ACTIVITY:
Please give back, word for word, each line from the start of the entries through the one in which "## 2. Screening, 4×4×4" is found.

-- INFORMATION SUPPLIED follows --

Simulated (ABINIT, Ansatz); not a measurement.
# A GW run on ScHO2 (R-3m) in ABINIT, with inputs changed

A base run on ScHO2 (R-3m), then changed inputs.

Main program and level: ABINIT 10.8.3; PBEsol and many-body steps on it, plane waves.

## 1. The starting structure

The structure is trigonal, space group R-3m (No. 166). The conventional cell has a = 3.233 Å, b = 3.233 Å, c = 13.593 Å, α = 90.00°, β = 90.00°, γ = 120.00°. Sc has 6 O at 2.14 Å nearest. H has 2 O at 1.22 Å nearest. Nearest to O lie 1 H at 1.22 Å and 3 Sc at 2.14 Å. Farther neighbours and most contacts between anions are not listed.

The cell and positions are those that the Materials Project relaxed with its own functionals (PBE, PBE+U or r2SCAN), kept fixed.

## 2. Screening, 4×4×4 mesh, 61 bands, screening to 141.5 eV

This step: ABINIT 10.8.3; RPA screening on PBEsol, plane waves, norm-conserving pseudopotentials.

-- INFORMATION SUPPLIED concluded --

TASK RESPONSE:
Simulated (ABINIT, Ansatz); not a measurement.
# A GW run on ScHO2 (R-3m) in ABINIT, with inputs changed

A base run on ScHO2 (R-3m), then changed inputs.

Main program and level: ABINIT 10.8.3; PBEsol and many-body steps on it, plane waves.

## 1. The starting structure

The structure is trigonal, space group R-3m (No. 166). The conventional cell has a = 3.233 Å, b = 3.233 Å, c = 13.593 Å, α = 90.00°, β = 90.00°, γ = 120.00°. Sc has 6 O at 2.14 Å nearest. H has 2 O at 1.22 Å nearest. Nearest to O lie 1 H at 1.22 Å and 3 Sc at 2.14 Å. Farther neighbours and most contacts between anions are not listed.

The cell and positions are those that the Materials Project relaxed with its own functionals (PBE, PBE+U or r2SCAN), kept fixed.

## 2. Screening, 4×4×4 mesh, 61 bands, screening to 141.5 eV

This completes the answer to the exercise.